Work request: The answer should contain every entry below, copied exactly.

Available data:
==================================================
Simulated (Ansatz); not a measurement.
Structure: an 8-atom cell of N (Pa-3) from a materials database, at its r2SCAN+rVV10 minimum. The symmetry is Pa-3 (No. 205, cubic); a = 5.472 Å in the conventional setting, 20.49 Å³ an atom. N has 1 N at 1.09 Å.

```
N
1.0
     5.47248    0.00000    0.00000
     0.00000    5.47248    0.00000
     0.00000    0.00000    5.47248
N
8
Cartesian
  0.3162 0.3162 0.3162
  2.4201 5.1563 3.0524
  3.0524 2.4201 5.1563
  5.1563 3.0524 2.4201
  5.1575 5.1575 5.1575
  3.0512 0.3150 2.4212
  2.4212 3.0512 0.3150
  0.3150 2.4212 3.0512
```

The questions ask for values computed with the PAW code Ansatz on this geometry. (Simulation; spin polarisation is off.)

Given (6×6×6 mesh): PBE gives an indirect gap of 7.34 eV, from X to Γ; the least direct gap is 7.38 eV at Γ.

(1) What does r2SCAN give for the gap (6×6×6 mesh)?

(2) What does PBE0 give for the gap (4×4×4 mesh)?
==================================================

Answer box:
Simulated (Ansatz); not a measurement.
Structure: an 8-atom cell of N (Pa-3) from a materials database, at its r2SCAN+rVV10 minimum. The symmetry is Pa-3 (No. 205, cubic); a = 5.472 Å in the conventional setting, 20.49 Å³ an atom. N has 1 N at 1.09 Å.

```
N
1.0
     5.47248    0.00000    0.00000
     0.00000    5.47248    0.00000
     0.00000    0.00000    5.47248
N
8
Cartesian
  0.3162 0.3162 0.3162
  2.4201 5.1563 3.0524
  3.0524 2.4201 5.1563
  5.1563 3.0524 2.4201
  5.1575 5.1575 5.1575
  3.0512 0.3150 2.4212
  2.4212 3.0512 0.3150
  0.3150 2.4212 3.0512
```

The questions ask for values computed with the PAW code Ansatz on this geometry. (Simulation; spin polarisation is off.)

Given (6×6×6 mesh): PBE gives an indirect gap of 7.34 eV, from X to Γ; the least direct gap is 7.38 eV at Γ.

(1) What does r2SCAN give for the gap (6×6×6 mesh)?

(2) What does PBE0 give for the gap (4×4×4 mesh)?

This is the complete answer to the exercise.